[DATA FOR REVIEW — start]

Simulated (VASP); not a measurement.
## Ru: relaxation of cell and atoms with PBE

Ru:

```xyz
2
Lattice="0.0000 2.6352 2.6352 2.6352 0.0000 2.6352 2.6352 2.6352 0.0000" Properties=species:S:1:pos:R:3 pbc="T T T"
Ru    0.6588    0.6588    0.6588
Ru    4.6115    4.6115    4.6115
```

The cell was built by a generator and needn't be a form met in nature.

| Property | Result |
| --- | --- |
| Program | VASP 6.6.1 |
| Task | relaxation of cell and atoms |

[DATA FOR REVIEW — finish]

*WORK TASK*.
Write the data out in full, matching every line exactly.

*EXPECTED ANSWER*.
Simulated (VASP); not a measurement.
## Ru: relaxation of cell and atoms with PBE

Ru:

```xyz
2
Lattice="0.0000 2.6352 2.6352 2.6352 0.0000 2.6352 2.6352 2.6352 0.0000" Properties=species:S:1:pos:R:3 pbc="T T T"
Ru    0.6588    0.6588    0.6588
Ru    4.6115    4.6115    4.6115
```

The cell was built by a generator and needn't be a form met in nature.

| Property | Result |
| --- | --- |
| Program | VASP 6.6.1 |
| Task | relaxation of cell and atoms |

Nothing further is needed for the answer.